> WORK REQUEST
Repeat the entries below exactly. Begin with the first line and end with the line that contains "The same molecule".

---------------

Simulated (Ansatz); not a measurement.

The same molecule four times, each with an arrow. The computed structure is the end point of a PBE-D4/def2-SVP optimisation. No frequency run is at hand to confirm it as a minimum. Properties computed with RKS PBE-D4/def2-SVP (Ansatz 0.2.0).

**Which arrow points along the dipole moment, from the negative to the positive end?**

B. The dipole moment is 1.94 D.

---------------

> YOUR SOLUTION
Simulated (Ansatz); not a measurement.

The same molecule four times, each with an arrow. The computed structure is the end point of a PBE-D4/def2-SVP optimisation. No frequency run is at hand to confirm it as a minimum. Properties computed with RKS PBE-D4/def2-SVP (Ansatz 0.2.0).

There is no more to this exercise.